◆ TASK ITEM:
Given the material below, output exactly the lines from the line with "### Step 2. Probe on a coarse mesh" to the line with "A quick single", both ends included, and no other lines.

◆ RECORDED INFORMATION:
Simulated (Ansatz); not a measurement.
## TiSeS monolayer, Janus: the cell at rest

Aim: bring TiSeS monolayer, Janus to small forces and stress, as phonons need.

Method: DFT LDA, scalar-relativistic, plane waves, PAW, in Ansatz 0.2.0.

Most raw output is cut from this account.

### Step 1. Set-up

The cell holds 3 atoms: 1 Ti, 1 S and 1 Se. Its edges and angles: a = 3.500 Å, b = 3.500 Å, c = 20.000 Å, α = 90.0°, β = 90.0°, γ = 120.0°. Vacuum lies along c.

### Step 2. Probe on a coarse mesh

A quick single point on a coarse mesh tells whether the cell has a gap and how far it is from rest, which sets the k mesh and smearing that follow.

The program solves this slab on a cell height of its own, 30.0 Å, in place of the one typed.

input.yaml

◆ YOUR SOLUTION:
### Step 2. Probe on a coarse mesh

A quick single point on a coarse mesh tells whether the cell has a gap and how far it is from rest, which sets the k mesh and smearing that follow.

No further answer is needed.